===== Data excerpts
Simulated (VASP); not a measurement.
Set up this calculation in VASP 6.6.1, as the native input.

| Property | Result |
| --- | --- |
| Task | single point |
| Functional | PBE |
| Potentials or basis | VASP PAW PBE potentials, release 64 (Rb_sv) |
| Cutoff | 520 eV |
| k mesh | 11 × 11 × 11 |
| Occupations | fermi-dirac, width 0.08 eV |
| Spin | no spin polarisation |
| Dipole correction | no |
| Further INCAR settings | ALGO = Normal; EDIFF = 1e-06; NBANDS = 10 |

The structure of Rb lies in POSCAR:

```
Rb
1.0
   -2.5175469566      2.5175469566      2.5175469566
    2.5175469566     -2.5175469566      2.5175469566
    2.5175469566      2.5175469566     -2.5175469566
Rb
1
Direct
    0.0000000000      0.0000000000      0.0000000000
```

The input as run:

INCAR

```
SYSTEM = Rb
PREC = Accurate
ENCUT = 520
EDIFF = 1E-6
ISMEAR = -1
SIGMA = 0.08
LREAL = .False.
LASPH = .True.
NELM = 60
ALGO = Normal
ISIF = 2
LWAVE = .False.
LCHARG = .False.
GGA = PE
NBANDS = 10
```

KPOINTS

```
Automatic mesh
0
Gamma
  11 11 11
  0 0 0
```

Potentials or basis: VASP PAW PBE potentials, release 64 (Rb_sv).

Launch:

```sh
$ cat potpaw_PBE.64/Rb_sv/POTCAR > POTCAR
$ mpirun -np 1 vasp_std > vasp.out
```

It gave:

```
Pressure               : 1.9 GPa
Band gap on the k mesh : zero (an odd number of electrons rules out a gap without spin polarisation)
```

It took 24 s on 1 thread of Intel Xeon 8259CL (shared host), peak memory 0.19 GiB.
==========

Task item
Begin at the first line of the records above and restate each line word for word, stopping after the line with "Cutoff | 520 eV |".

Exercise result
Simulated (VASP); not a measurement.
Set up this calculation in VASP 6.6.1, as the native input.

| Property | Result |
| --- | --- |
| Task | single point |
| Functional | PBE |
| Potentials or basis | VASP PAW PBE potentials, release 64 (Rb_sv) |
| Cutoff | 520 eV |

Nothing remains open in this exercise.